*ACTIVITY*:
Please write out the complete listing that follows, exactly as it reads.

--
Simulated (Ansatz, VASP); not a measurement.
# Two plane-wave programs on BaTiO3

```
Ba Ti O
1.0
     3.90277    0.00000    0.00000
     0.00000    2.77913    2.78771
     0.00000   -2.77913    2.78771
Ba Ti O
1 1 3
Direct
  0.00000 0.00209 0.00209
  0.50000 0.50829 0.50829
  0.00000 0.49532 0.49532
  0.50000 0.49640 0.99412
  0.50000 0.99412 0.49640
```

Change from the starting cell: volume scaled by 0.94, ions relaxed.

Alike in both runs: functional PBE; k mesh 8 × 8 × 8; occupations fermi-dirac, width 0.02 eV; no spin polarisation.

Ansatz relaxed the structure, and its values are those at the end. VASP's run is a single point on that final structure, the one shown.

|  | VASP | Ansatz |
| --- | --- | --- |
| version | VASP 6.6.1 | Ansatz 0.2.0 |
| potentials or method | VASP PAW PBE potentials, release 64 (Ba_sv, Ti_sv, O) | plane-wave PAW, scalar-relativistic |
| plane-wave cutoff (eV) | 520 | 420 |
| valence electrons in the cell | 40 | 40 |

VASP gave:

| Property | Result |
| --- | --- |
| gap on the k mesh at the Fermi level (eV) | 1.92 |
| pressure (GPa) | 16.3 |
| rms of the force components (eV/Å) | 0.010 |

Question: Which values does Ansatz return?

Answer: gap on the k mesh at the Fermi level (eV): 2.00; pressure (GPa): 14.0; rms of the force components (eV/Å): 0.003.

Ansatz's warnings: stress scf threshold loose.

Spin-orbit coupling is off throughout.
--

*TASK OUTPUT*:
Simulated (Ansatz, VASP); not a measurement.
# Two plane-wave programs on BaTiO3

```
Ba Ti O
1.0
     3.90277    0.00000    0.00000
     0.00000    2.77913    2.78771
     0.00000   -2.77913    2.78771
Ba Ti O
1 1 3
Direct
  0.00000 0.00209 0.00209
  0.50000 0.50829 0.50829
  0.00000 0.49532 0.49532
  0.50000 0.49640 0.99412
  0.50000 0.99412 0.49640
```

Change from the starting cell: volume scaled by 0.94, ions relaxed.

Alike in both runs: functional PBE; k mesh 8 × 8 × 8; occupations fermi-dirac, width 0.02 eV; no spin polarisation.

Ansatz relaxed the structure, and its values are those at the end. VASP's run is a single point on that final structure, the one shown.

|  | VASP | Ansatz |
| --- | --- | --- |
| version | VASP 6.6.1 | Ansatz 0.2.0 |
| potentials or method | VASP PAW PBE potentials, release 64 (Ba_sv, Ti_sv, O) | plane-wave PAW, scalar-relativistic |
| plane-wave cutoff (eV) | 520 | 420 |
| valence electrons in the cell | 40 | 40 |

VASP gave:

| Property | Result |
| --- | --- |
| gap on the k mesh at the Fermi level (eV) | 1.92 |
| pressure (GPa) | 16.3 |
| rms of the force components (eV/Å) | 0.010 |

Question: Which values does Ansatz return?

Answer: gap on the k mesh at the Fermi level (eV): 2.00; pressure (GPa): 14.0; rms of the force components (eV/Å): 0.003.

Ansatz's warnings: stress scf threshold loose.

Spin-orbit coupling is off throughout.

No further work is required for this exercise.